# DATASET RECORDS
##########

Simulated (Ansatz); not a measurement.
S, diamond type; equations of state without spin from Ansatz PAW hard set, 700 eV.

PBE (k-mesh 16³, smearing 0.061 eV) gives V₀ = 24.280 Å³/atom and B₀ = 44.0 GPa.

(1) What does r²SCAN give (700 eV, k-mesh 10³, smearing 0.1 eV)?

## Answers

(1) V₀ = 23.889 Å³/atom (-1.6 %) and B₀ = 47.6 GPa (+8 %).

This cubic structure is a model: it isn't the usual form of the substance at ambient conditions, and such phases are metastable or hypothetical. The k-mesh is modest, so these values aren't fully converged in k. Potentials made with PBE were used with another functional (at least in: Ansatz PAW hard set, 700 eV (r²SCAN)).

##########

# TASK ITEM
Which lines belong in the answer? Exactly those from the first line of the entries through the line holding "(1) V₀ = 23.889", inclusive, copied unchanged.

# WRITTEN REPLY
Simulated (Ansatz); not a measurement.
S, diamond type; equations of state without spin from Ansatz PAW hard set, 700 eV.

PBE (k-mesh 16³, smearing 0.061 eV) gives V₀ = 24.280 Å³/atom and B₀ = 44.0 GPa.

(1) What does r²SCAN give (700 eV, k-mesh 10³, smearing 0.1 eV)?

## Answers

(1) V₀ = 23.889 Å³/atom (-1.6 %) and B₀ = 47.6 GPa (+8 %).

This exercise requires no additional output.